++++++++

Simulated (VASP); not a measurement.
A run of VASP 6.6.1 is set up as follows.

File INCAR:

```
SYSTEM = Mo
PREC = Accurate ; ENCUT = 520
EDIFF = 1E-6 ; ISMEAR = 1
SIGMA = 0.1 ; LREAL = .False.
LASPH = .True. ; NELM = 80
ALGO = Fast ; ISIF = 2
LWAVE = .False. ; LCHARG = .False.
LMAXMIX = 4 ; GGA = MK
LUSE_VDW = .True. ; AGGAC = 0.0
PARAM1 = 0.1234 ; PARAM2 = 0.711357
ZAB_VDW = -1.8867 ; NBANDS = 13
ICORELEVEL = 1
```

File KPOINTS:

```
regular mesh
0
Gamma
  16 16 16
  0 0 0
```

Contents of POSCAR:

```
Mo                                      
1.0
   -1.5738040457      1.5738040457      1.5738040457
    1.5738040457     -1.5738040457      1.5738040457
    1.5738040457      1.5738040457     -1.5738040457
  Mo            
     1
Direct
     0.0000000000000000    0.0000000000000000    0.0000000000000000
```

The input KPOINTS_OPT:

++++++++

* **Task item**:
Word for word, copy the material above.

* **Exercise solution**:
Simulated (VASP); not a measurement.
A run of VASP 6.6.1 is set up as follows.

File INCAR:

```
SYSTEM = Mo
PREC = Accurate ; ENCUT = 520
EDIFF = 1E-6 ; ISMEAR = 1
SIGMA = 0.1 ; LREAL = .False.
LASPH = .True. ; NELM = 80
ALGO = Fast ; ISIF = 2
LWAVE = .False. ; LCHARG = .False.
LMAXMIX = 4 ; GGA = MK
LUSE_VDW = .True. ; AGGAC = 0.0
PARAM1 = 0.1234 ; PARAM2 = 0.711357
ZAB_VDW = -1.8867 ; NBANDS = 13
ICORELEVEL = 1
```

File KPOINTS:

```
regular mesh
0
Gamma
  16 16 16
  0 0 0
```

Contents of POSCAR:

```
Mo                                      
1.0
   -1.5738040457      1.5738040457      1.5738040457
    1.5738040457     -1.5738040457      1.5738040457
    1.5738040457      1.5738040457     -1.5738040457
  Mo            
     1
Direct
     0.0000000000000000    0.0000000000000000    0.0000000000000000
```

The input KPOINTS_OPT:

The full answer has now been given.